WORK ITEM
The line containing "### Step 1. Starting point" marks the end: write out exactly every line from the first line of the data below through that line, and only those.

LISTED ENTRIES
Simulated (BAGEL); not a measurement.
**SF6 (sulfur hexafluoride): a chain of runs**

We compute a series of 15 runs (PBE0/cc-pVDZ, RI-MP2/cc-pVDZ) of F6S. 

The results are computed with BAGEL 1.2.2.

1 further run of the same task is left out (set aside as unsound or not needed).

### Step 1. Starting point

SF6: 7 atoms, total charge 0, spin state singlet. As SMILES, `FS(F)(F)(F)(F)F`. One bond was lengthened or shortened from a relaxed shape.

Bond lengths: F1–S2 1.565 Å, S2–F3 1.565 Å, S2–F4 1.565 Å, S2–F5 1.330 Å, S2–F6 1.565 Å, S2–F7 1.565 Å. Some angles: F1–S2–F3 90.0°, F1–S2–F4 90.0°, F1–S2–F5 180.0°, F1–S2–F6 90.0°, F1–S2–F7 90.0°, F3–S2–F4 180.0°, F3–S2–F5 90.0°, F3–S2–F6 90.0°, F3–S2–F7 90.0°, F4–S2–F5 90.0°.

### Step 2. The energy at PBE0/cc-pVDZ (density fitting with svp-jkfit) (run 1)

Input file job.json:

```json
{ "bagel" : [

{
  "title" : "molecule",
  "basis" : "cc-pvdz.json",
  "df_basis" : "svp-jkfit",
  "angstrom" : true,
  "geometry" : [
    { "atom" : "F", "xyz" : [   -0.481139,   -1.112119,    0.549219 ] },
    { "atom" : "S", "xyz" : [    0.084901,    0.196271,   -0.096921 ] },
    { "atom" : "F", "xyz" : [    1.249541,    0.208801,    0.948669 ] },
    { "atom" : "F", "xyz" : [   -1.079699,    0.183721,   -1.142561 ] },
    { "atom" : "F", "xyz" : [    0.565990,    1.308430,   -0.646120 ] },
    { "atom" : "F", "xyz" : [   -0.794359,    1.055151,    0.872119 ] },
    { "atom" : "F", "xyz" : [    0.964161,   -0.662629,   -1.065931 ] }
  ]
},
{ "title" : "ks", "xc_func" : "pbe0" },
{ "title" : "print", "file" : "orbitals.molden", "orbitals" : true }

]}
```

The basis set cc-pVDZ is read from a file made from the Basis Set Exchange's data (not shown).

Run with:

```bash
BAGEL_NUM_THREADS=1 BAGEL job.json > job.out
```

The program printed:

RESPONSE BOX
Simulated (BAGEL); not a measurement.
**SF6 (sulfur hexafluoride): a chain of runs**

We compute a series of 15 runs (PBE0/cc-pVDZ, RI-MP2/cc-pVDZ) of F6S. 

The results are computed with BAGEL 1.2.2.

1 further run of the same task is left out (set aside as unsound or not needed).

### Step 1. Starting point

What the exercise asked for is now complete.